* Work instruction
Return the whole of the data exactly.

+ + + + + + +

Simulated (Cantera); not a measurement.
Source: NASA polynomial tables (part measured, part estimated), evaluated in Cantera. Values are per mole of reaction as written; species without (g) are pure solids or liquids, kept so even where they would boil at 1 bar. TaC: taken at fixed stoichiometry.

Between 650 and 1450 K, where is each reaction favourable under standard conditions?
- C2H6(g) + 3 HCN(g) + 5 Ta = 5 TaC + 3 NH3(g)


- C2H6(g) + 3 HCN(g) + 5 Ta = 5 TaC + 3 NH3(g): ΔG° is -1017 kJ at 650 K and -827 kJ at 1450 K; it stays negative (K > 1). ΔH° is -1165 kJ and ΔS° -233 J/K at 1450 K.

+ + + + + + +

* Your solution
Simulated (Cantera); not a measurement.
Source: NASA polynomial tables (part measured, part estimated), evaluated in Cantera. Values are per mole of reaction as written; species without (g) are pure solids or liquids, kept so even where they would boil at 1 bar. TaC: taken at fixed stoichiometry.

Between 650 and 1450 K, where is each reaction favourable under standard conditions?
- C2H6(g) + 3 HCN(g) + 5 Ta = 5 TaC + 3 NH3(g)


- C2H6(g) + 3 HCN(g) + 5 Ta = 5 TaC + 3 NH3(g): ΔG° is -1017 kJ at 650 K and -827 kJ at 1450 K; it stays negative (K > 1). ΔH° is -1165 kJ and ΔS° -233 J/K at 1450 K.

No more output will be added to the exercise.